> [GIVEN ENTRIES]:
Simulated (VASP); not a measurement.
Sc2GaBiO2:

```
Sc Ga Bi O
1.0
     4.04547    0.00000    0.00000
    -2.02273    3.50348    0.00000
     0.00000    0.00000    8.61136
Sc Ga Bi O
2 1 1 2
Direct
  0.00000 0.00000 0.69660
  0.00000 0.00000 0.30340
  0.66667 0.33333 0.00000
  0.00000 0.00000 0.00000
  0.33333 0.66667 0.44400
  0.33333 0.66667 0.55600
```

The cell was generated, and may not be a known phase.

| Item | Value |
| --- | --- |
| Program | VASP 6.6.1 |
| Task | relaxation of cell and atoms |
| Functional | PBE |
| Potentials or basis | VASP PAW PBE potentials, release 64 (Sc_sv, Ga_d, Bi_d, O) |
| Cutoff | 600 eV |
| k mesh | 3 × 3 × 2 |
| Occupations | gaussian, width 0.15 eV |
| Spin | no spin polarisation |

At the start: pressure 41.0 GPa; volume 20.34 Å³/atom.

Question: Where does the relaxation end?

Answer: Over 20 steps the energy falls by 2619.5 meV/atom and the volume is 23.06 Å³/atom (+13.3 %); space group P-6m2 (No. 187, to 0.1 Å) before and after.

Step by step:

> [WORK TASK]:
The range runs from the line above containing "VASP 6.6.1 |" to the line containing "Question: Where does the relaxation end?", inclusive. Restate those lines word for word and no others.

> [TASK RESPONSE]:
| Program | VASP 6.6.1 |
| Task | relaxation of cell and atoms |
| Functional | PBE |
| Potentials or basis | VASP PAW PBE potentials, release 64 (Sc_sv, Ga_d, Bi_d, O) |
| Cutoff | 600 eV |
| k mesh | 3 × 3 × 2 |
| Occupations | gaussian, width 0.15 eV |
| Spin | no spin polarisation |

At the start: pressure 41.0 GPa; volume 20.34 Å³/atom.

Question: Where does the relaxation end?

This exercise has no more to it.